## Activity
This exercise calls for an exact copy of the data below.

## Dataset excerpts
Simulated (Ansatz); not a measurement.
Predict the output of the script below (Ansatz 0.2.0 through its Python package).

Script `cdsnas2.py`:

## Exercise solution
Simulated (Ansatz); not a measurement.
Predict the output of the script below (Ansatz 0.2.0 through its Python package).

Script `cdsnas2.py`:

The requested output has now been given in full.